• BRIEF:
For this exercise, please reproduce the records below word for word, from the first line through the line with "Problem. In which forms is K present?".

• SUPPLIED INFORMATION:
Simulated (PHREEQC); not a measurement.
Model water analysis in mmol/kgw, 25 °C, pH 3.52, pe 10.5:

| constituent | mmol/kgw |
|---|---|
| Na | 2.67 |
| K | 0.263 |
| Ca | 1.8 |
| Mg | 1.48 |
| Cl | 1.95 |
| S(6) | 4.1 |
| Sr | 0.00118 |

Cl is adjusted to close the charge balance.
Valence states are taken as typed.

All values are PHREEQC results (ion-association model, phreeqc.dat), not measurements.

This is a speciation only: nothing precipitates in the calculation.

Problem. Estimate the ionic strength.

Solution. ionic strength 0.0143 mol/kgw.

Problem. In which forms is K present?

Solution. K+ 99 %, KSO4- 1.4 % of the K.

• EXERCISE RESULT:
Simulated (PHREEQC); not a measurement.
Model water analysis in mmol/kgw, 25 °C, pH 3.52, pe 10.5:

| constituent | mmol/kgw |
|---|---|
| Na | 2.67 |
| K | 0.263 |
| Ca | 1.8 |
| Mg | 1.48 |
| Cl | 1.95 |
| S(6) | 4.1 |
| Sr | 0.00118 |

Cl is adjusted to close the charge balance.
Valence states are taken as typed.

All values are PHREEQC results (ion-association model, phreeqc.dat), not measurements.

This is a speciation only: nothing precipitates in the calculation.

Problem. Estimate the ionic strength.

Solution. ionic strength 0.0143 mol/kgw.

Problem. In which forms is K present?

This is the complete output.